- Opening Delimiter -

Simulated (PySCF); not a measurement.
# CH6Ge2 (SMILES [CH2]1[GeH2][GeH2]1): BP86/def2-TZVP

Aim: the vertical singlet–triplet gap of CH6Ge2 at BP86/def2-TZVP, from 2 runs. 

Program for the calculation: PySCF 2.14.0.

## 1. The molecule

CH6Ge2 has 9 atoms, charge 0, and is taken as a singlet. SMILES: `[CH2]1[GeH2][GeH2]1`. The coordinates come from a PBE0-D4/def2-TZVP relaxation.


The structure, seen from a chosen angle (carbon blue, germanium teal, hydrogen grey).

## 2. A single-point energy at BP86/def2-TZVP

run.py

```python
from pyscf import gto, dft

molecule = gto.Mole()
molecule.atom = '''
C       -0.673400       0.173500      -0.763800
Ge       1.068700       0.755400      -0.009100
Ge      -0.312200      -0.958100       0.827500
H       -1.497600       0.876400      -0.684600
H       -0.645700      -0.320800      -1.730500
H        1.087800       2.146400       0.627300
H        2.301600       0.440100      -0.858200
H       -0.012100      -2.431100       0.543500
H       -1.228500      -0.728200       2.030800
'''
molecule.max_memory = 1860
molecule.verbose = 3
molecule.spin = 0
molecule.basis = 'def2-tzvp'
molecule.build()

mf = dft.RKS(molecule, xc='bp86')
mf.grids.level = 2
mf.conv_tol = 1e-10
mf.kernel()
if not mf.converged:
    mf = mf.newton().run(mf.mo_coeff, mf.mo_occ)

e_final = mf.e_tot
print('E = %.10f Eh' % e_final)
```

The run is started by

- Closing Delimiter -

▶ BRIEF
After reading the data, retype all of it exactly as it reads.

▶ ANSWER BOX
Simulated (PySCF); not a measurement.
# CH6Ge2 (SMILES [CH2]1[GeH2][GeH2]1): BP86/def2-TZVP

Aim: the vertical singlet–triplet gap of CH6Ge2 at BP86/def2-TZVP, from 2 runs. 

Program for the calculation: PySCF 2.14.0.

## 1. The molecule

CH6Ge2 has 9 atoms, charge 0, and is taken as a singlet. SMILES: `[CH2]1[GeH2][GeH2]1`. The coordinates come from a PBE0-D4/def2-TZVP relaxation.


The structure, seen from a chosen angle (carbon blue, germanium teal, hydrogen grey).

## 2. A single-point energy at BP86/def2-TZVP

run.py

```python
from pyscf import gto, dft

molecule = gto.Mole()
molecule.atom = '''
C       -0.673400       0.173500      -0.763800
Ge       1.068700       0.755400      -0.009100
Ge      -0.312200      -0.958100       0.827500
H       -1.497600       0.876400      -0.684600
H       -0.645700      -0.320800      -1.730500
H        1.087800       2.146400       0.627300
H        2.301600       0.440100      -0.858200
H       -0.012100      -2.431100       0.543500
H       -1.228500      -0.728200       2.030800
'''
molecule.max_memory = 1860
molecule.verbose = 3
molecule.spin = 0
molecule.basis = 'def2-tzvp'
molecule.build()

mf = dft.RKS(molecule, xc='bp86')
mf.grids.level = 2
mf.conv_tol = 1e-10
mf.kernel()
if not mf.converged:
    mf = mf.newton().run(mf.mo_coeff, mf.mo_occ)

e_final = mf.e_tot
print('E = %.10f Eh' % e_final)
```

The run is started by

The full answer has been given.